* **Record set**:
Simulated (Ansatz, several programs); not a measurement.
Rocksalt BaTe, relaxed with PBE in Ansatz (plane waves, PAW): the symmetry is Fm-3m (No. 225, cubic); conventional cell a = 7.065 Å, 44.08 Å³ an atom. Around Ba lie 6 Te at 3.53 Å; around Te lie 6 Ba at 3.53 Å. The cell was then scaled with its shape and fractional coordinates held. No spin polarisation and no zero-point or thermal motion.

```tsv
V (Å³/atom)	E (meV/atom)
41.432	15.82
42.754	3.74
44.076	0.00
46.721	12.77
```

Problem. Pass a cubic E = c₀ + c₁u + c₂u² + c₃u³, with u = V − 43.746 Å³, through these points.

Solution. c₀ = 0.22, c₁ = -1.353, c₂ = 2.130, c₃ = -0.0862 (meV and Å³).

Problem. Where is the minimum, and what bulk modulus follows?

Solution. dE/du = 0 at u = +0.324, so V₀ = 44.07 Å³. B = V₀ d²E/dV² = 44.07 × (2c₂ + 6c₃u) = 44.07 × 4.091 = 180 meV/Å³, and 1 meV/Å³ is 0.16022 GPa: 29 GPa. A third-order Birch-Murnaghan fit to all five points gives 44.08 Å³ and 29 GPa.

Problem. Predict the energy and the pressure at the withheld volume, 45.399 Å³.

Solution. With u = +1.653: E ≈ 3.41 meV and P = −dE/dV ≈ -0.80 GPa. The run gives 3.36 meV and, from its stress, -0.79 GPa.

* **Brief**: Your response should be the lines above from the first to the one containing "Problem. Where is", inclusive, each given exactly.

* **Task output**:
Simulated (Ansatz, several programs); not a measurement.
Rocksalt BaTe, relaxed with PBE in Ansatz (plane waves, PAW): the symmetry is Fm-3m (No. 225, cubic); conventional cell a = 7.065 Å, 44.08 Å³ an atom. Around Ba lie 6 Te at 3.53 Å; around Te lie 6 Ba at 3.53 Å. The cell was then scaled with its shape and fractional coordinates held. No spin polarisation and no zero-point or thermal motion.

```tsv
V (Å³/atom)	E (meV/atom)
41.432	15.82
42.754	3.74
44.076	0.00
46.721	12.77
```

Problem. Pass a cubic E = c₀ + c₁u + c₂u² + c₃u³, with u = V − 43.746 Å³, through these points.

Solution. c₀ = 0.22, c₁ = -1.353, c₂ = 2.130, c₃ = -0.0862 (meV and Å³).

Problem. Where is the minimum, and what bulk modulus follows?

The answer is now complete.